[Start of Attachment]
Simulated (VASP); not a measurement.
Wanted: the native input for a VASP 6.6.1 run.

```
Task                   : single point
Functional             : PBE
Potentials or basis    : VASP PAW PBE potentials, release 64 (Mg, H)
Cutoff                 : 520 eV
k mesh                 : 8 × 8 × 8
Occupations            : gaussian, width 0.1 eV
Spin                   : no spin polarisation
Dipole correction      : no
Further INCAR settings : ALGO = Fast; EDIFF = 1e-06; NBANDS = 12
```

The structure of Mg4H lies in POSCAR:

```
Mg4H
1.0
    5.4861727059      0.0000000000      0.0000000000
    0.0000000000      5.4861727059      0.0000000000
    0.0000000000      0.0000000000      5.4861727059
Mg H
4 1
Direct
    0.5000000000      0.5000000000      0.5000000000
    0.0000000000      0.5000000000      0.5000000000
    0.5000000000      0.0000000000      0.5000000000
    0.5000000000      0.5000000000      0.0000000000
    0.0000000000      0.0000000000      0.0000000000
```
[End of Attachment]

Beginning with the opening line and ending with the final one, transcribe the material exactly.

**EXPECTED ANSWER:**
Simulated (VASP); not a measurement.
Wanted: the native input for a VASP 6.6.1 run.

```
Task                   : single point
Functional             : PBE
Potentials or basis    : VASP PAW PBE potentials, release 64 (Mg, H)
Cutoff                 : 520 eV
k mesh                 : 8 × 8 × 8
Occupations            : gaussian, width 0.1 eV
Spin                   : no spin polarisation
Dipole correction      : no
Further INCAR settings : ALGO = Fast; EDIFF = 1e-06; NBANDS = 12
```

The structure of Mg4H lies in POSCAR:

```
Mg4H
1.0
    5.4861727059      0.0000000000      0.0000000000
    0.0000000000      5.4861727059      0.0000000000
    0.0000000000      0.0000000000      5.4861727059
Mg H
4 1
Direct
    0.5000000000      0.5000000000      0.5000000000
    0.0000000000      0.5000000000      0.5000000000
    0.5000000000      0.0000000000      0.5000000000
    0.5000000000      0.5000000000      0.0000000000
    0.0000000000      0.0000000000      0.0000000000
```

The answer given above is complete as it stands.